________________
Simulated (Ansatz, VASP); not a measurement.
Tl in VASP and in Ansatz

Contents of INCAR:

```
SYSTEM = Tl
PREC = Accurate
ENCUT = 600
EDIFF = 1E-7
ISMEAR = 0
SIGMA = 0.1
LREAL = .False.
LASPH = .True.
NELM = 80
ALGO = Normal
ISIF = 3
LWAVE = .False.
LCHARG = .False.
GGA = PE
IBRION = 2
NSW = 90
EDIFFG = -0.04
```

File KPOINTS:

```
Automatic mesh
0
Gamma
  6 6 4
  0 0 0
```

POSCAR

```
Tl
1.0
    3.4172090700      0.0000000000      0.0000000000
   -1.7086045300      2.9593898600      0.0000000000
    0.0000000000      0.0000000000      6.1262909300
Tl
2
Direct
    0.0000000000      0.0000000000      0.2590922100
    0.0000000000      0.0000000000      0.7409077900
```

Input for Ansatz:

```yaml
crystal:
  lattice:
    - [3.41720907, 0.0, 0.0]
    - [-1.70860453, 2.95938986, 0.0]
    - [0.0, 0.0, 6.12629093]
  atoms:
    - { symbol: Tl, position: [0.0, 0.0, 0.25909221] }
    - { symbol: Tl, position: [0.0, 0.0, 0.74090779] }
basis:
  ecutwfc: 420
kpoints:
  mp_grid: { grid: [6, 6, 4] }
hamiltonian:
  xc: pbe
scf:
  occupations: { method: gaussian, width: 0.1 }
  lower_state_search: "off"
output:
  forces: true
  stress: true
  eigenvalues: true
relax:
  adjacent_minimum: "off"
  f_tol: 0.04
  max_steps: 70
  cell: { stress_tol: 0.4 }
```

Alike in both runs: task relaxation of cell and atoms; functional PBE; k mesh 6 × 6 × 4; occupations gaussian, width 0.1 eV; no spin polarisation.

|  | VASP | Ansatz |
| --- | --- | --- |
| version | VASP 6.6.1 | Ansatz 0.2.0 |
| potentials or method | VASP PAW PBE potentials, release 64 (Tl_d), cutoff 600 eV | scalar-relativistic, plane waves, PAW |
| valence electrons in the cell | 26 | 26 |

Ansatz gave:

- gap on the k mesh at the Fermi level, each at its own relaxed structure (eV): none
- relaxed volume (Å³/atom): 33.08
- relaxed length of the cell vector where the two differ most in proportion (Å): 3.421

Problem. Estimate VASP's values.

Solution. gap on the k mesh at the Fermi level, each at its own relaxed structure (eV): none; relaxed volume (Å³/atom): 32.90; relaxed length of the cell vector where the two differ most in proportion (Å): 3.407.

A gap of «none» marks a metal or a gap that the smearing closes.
________________

ASSIGNED TASK: Each line from the first line of the listing through the line with "VASP | Ansatz |" must be output exactly, both ends included, and no other line may appear.

WORKED SOLUTION:
Simulated (Ansatz, VASP); not a measurement.
Tl in VASP and in Ansatz

Contents of INCAR:

```
SYSTEM = Tl
PREC = Accurate
ENCUT = 600
EDIFF = 1E-7
ISMEAR = 0
SIGMA = 0.1
LREAL = .False.
LASPH = .True.
NELM = 80
ALGO = Normal
ISIF = 3
LWAVE = .False.
LCHARG = .False.
GGA = PE
IBRION = 2
NSW = 90
EDIFFG = -0.04
```

File KPOINTS:

```
Automatic mesh
0
Gamma
  6 6 4
  0 0 0
```

POSCAR

```
Tl
1.0
    3.4172090700      0.0000000000      0.0000000000
   -1.7086045300      2.9593898600      0.0000000000
    0.0000000000      0.0000000000      6.1262909300
Tl
2
Direct
    0.0000000000      0.0000000000      0.2590922100
    0.0000000000      0.0000000000      0.7409077900
```

Input for Ansatz:

```yaml
crystal:
  lattice:
    - [3.41720907, 0.0, 0.0]
    - [-1.70860453, 2.95938986, 0.0]
    - [0.0, 0.0, 6.12629093]
  atoms:
    - { symbol: Tl, position: [0.0, 0.0, 0.25909221] }
    - { symbol: Tl, position: [0.0, 0.0, 0.74090779] }
basis:
  ecutwfc: 420
kpoints:
  mp_grid: { grid: [6, 6, 4] }
hamiltonian:
  xc: pbe
scf:
  occupations: { method: gaussian, width: 0.1 }
  lower_state_search: "off"
output:
  forces: true
  stress: true
  eigenvalues: true
relax:
  adjacent_minimum: "off"
  f_tol: 0.04
  max_steps: 70
  cell: { stress_tol: 0.4 }
```

Alike in both runs: task relaxation of cell and atoms; functional PBE; k mesh 6 × 6 × 4; occupations gaussian, width 0.1 eV; no spin polarisation.

|  | VASP | Ansatz |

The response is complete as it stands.